[Opening DATASET section]
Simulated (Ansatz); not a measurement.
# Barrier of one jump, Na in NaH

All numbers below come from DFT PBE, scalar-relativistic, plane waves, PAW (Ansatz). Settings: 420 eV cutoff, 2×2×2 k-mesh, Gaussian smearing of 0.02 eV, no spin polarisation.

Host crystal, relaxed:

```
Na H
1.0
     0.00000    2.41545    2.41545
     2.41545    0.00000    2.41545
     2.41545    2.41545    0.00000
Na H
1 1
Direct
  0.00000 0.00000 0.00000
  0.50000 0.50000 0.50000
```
[Closing DATASET section]

◆ TASK ITEM ◆
Print out the whole listing, with every line exactly as it appears.

◆ EXERCISE RESULT ◆
Simulated (Ansatz); not a measurement.
# Barrier of one jump, Na in NaH

All numbers below come from DFT PBE, scalar-relativistic, plane waves, PAW (Ansatz). Settings: 420 eV cutoff, 2×2×2 k-mesh, Gaussian smearing of 0.02 eV, no spin polarisation.

Host crystal, relaxed:

```
Na H
1.0
     0.00000    2.41545    2.41545
     2.41545    0.00000    2.41545
     2.41545    2.41545    0.00000
Na H
1 1
Direct
  0.00000 0.00000 0.00000
  0.50000 0.50000 0.50000
```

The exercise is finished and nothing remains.